- Action item
Each entry must be output exactly as it appears.

+ + + + + + +
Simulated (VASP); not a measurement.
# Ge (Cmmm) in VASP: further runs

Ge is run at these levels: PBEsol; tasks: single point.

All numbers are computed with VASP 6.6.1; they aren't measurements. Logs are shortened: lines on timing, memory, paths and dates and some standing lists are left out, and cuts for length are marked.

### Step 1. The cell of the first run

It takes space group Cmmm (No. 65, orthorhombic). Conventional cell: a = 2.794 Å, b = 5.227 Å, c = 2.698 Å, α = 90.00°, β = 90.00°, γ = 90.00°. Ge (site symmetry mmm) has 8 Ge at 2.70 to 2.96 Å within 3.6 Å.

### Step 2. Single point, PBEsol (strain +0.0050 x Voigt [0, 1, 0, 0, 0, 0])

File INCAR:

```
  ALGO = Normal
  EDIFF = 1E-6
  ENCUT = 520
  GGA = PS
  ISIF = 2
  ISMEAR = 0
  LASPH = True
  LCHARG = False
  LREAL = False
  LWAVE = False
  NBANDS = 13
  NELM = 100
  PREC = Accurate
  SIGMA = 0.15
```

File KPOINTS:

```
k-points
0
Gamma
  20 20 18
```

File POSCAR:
+ + + + + + +

- Task solution
Simulated (VASP); not a measurement.
# Ge (Cmmm) in VASP: further runs

Ge is run at these levels: PBEsol; tasks: single point.

All numbers are computed with VASP 6.6.1; they aren't measurements. Logs are shortened: lines on timing, memory, paths and dates and some standing lists are left out, and cuts for length are marked.

### Step 1. The cell of the first run

It takes space group Cmmm (No. 65, orthorhombic). Conventional cell: a = 2.794 Å, b = 5.227 Å, c = 2.698 Å, α = 90.00°, β = 90.00°, γ = 90.00°. Ge (site symmetry mmm) has 8 Ge at 2.70 to 2.96 Å within 3.6 Å.

### Step 2. Single point, PBEsol (strain +0.0050 x Voigt [0, 1, 0, 0, 0, 0])

File INCAR:

```
  ALGO = Normal
  EDIFF = 1E-6
  ENCUT = 520
  GGA = PS
  ISIF = 2
  ISMEAR = 0
  LASPH = True
  LCHARG = False
  LREAL = False
  LWAVE = False
  NBANDS = 13
  NELM = 100
  PREC = Accurate
  SIGMA = 0.15
```

File KPOINTS:

```
k-points
0
Gamma
  20 20 18
```

File POSCAR:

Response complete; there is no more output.